» DATA RECORDS:
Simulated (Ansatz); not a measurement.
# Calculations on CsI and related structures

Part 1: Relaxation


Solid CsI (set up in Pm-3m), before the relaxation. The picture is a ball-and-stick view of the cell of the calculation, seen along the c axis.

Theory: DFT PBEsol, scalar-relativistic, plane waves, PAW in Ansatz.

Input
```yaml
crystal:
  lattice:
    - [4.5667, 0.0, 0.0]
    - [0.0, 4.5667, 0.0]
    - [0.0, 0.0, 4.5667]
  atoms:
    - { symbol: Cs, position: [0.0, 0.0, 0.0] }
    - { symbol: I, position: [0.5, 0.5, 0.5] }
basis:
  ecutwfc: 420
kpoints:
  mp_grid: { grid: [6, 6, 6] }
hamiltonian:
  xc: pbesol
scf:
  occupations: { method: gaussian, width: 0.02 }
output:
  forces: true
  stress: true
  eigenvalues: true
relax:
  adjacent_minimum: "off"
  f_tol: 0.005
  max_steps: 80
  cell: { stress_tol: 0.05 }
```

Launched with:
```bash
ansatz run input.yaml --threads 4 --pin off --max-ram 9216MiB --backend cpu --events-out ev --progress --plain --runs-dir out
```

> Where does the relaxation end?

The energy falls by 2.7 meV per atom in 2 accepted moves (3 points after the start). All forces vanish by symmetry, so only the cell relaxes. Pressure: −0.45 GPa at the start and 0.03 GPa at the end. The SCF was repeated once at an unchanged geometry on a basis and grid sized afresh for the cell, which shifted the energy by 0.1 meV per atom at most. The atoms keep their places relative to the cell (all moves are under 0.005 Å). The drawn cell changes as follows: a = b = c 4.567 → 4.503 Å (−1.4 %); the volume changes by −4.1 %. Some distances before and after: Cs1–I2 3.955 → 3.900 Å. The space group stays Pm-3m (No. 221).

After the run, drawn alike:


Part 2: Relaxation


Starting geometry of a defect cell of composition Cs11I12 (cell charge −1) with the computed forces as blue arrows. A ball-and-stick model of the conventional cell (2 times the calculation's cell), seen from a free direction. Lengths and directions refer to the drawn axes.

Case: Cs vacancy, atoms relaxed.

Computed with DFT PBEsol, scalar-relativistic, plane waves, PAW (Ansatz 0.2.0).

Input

» WORK INSTRUCTION: Reproduce exactly, and only, the lines from the start of the entries through the one that contains "Computed with DFT".

» YOUR SOLUTION:
Simulated (Ansatz); not a measurement.
# Calculations on CsI and related structures

Part 1: Relaxation


Solid CsI (set up in Pm-3m), before the relaxation. The picture is a ball-and-stick view of the cell of the calculation, seen along the c axis.

Theory: DFT PBEsol, scalar-relativistic, plane waves, PAW in Ansatz.

Input
```yaml
crystal:
  lattice:
    - [4.5667, 0.0, 0.0]
    - [0.0, 4.5667, 0.0]
    - [0.0, 0.0, 4.5667]
  atoms:
    - { symbol: Cs, position: [0.0, 0.0, 0.0] }
    - { symbol: I, position: [0.5, 0.5, 0.5] }
basis:
  ecutwfc: 420
kpoints:
  mp_grid: { grid: [6, 6, 6] }
hamiltonian:
  xc: pbesol
scf:
  occupations: { method: gaussian, width: 0.02 }
output:
  forces: true
  stress: true
  eigenvalues: true
relax:
  adjacent_minimum: "off"
  f_tol: 0.005
  max_steps: 80
  cell: { stress_tol: 0.05 }
```

Launched with:
```bash
ansatz run input.yaml --threads 4 --pin off --max-ram 9216MiB --backend cpu --events-out ev --progress --plain --runs-dir out
```

> Where does the relaxation end?

The energy falls by 2.7 meV per atom in 2 accepted moves (3 points after the start). All forces vanish by symmetry, so only the cell relaxes. Pressure: −0.45 GPa at the start and 0.03 GPa at the end. The SCF was repeated once at an unchanged geometry on a basis and grid sized afresh for the cell, which shifted the energy by 0.1 meV per atom at most. The atoms keep their places relative to the cell (all moves are under 0.005 Å). The drawn cell changes as follows: a = b = c 4.567 → 4.503 Å (−1.4 %); the volume changes by −4.1 %. Some distances before and after: Cs1–I2 3.955 → 3.900 Å. The space group stays Pm-3m (No. 221).

After the run, drawn alike:


Part 2: Relaxation


Starting geometry of a defect cell of composition Cs11I12 (cell charge −1) with the computed forces as blue arrows. A ball-and-stick model of the conventional cell (2 times the calculation's cell), seen from a free direction. Lengths and directions refer to the drawn axes.

Case: Cs vacancy, atoms relaxed.

Computed with DFT PBEsol, scalar-relativistic, plane waves, PAW (Ansatz 0.2.0).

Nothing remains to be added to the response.